Data:
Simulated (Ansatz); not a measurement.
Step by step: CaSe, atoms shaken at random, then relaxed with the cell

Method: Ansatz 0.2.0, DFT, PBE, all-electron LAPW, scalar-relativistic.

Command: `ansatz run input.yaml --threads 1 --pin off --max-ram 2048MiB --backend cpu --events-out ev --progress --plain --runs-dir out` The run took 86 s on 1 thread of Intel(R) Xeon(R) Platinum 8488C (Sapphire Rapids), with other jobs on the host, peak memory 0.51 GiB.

Work request:
Reproduce all of the records precisely. No word may differ.

Task answer:
Simulated (Ansatz); not a measurement.
Step by step: CaSe, atoms shaken at random, then relaxed with the cell

Method: Ansatz 0.2.0, DFT, PBE, all-electron LAPW, scalar-relativistic.

Command: `ansatz run input.yaml --threads 1 --pin off --max-ram 2048MiB --backend cpu --events-out ev --progress --plain --runs-dir out` The run took 86 s on 1 thread of Intel(R) Xeon(R) Platinum 8488C (Sapphire Rapids), with other jobs on the host, peak memory 0.51 GiB.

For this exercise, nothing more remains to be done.